### Brief
Print the records below word for word, beginning with the first line and ending once the line containing "Changing the heavy" is printed.

-- Opening Marker --

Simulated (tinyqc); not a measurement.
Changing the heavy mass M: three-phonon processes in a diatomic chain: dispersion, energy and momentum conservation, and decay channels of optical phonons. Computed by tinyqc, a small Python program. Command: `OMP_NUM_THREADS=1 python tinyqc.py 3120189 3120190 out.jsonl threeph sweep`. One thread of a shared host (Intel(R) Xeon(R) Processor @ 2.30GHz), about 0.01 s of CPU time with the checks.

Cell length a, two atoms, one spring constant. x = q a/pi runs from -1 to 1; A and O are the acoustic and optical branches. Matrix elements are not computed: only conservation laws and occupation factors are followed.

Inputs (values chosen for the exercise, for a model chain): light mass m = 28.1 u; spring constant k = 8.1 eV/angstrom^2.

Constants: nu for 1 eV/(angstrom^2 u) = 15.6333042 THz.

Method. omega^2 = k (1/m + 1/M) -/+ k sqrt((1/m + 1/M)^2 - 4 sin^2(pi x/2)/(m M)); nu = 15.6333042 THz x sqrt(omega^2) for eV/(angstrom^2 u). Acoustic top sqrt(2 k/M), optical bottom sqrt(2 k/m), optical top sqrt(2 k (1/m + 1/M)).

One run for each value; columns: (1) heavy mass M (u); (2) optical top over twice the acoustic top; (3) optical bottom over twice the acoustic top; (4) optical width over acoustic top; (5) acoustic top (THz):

-- Closing Marker --

### Problem solution
Simulated (tinyqc); not a measurement.
Changing the heavy mass M: three-phonon processes in a diatomic chain: dispersion, energy and momentum conservation, and decay channels of optical phonons. Computed by tinyqc, a small Python program. Command: `OMP_NUM_THREADS=1 python tinyqc.py 3120189 3120190 out.jsonl threeph sweep`. One thread of a shared host (Intel(R) Xeon(R) Processor @ 2.30GHz), about 0.01 s of CPU time with the checks.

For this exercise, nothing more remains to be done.